__REQUIRED ACTION__. Up to and including the line that contains "Symmetry: I4_1/amd, No.", reproduce every line exactly, beginning with the first line below.

== EXCERPTED RECORDS
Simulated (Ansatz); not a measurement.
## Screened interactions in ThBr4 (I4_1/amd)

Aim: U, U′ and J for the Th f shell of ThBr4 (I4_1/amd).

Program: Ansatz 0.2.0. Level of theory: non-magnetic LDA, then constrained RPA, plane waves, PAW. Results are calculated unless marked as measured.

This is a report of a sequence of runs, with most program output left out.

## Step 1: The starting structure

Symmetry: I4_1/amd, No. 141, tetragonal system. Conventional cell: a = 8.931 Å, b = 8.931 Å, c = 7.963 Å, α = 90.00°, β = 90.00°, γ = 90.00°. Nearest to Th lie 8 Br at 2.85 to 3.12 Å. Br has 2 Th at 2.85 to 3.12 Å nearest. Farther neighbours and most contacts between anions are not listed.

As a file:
====

__EXERCISE ANSWER__.
Simulated (Ansatz); not a measurement.
## Screened interactions in ThBr4 (I4_1/amd)

Aim: U, U′ and J for the Th f shell of ThBr4 (I4_1/amd).

Program: Ansatz 0.2.0. Level of theory: non-magnetic LDA, then constrained RPA, plane waves, PAW. Results are calculated unless marked as measured.

This is a report of a sequence of runs, with most program output left out.

## Step 1: The starting structure

Symmetry: I4_1/amd, No. 141, tetragonal system. Conventional cell: a = 8.931 Å, b = 8.931 Å, c = 7.963 Å, α = 90.00°, β = 90.00°, γ = 90.00°. Nearest to Th lie 8 Br at 2.85 to 3.12 Å. Br has 2 Th at 2.85 to 3.12 Å nearest. Farther neighbours and most contacts between anions are not listed.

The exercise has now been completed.